> **Work instruction**
Copy the entries character for character.

BEGIN Available data
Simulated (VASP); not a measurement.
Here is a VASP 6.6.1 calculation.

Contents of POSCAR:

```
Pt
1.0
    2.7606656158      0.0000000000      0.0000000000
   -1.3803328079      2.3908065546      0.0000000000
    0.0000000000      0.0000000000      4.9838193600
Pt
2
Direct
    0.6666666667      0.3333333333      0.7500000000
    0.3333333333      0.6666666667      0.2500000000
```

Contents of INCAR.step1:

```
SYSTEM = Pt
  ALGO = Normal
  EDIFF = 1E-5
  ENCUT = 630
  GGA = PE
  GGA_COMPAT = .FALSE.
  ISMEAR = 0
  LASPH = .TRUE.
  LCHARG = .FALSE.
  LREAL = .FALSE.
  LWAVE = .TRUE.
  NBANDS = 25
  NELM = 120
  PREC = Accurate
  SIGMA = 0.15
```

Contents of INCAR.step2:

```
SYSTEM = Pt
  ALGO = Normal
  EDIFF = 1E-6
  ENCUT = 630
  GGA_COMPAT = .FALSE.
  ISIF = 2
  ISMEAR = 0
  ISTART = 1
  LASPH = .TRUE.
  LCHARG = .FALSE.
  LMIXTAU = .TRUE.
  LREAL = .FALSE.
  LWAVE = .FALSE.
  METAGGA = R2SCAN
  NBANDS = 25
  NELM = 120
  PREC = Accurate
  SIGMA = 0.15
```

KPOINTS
END Available data

> **Answer box**
Simulated (VASP); not a measurement.
Here is a VASP 6.6.1 calculation.

Contents of POSCAR:

```
Pt
1.0
    2.7606656158      0.0000000000      0.0000000000
   -1.3803328079      2.3908065546      0.0000000000
    0.0000000000      0.0000000000      4.9838193600
Pt
2
Direct
    0.6666666667      0.3333333333      0.7500000000
    0.3333333333      0.6666666667      0.2500000000
```

Contents of INCAR.step1:

```
SYSTEM = Pt
  ALGO = Normal
  EDIFF = 1E-5
  ENCUT = 630
  GGA = PE
  GGA_COMPAT = .FALSE.
  ISMEAR = 0
  LASPH = .TRUE.
  LCHARG = .FALSE.
  LREAL = .FALSE.
  LWAVE = .TRUE.
  NBANDS = 25
  NELM = 120
  PREC = Accurate
  SIGMA = 0.15
```

Contents of INCAR.step2:

```
SYSTEM = Pt
  ALGO = Normal
  EDIFF = 1E-6
  ENCUT = 630
  GGA_COMPAT = .FALSE.
  ISIF = 2
  ISMEAR = 0
  ISTART = 1
  LASPH = .TRUE.
  LCHARG = .FALSE.
  LMIXTAU = .TRUE.
  LREAL = .FALSE.
  LWAVE = .FALSE.
  METAGGA = R2SCAN
  NBANDS = 25
  NELM = 120
  PREC = Accurate
  SIGMA = 0.15
```

KPOINTS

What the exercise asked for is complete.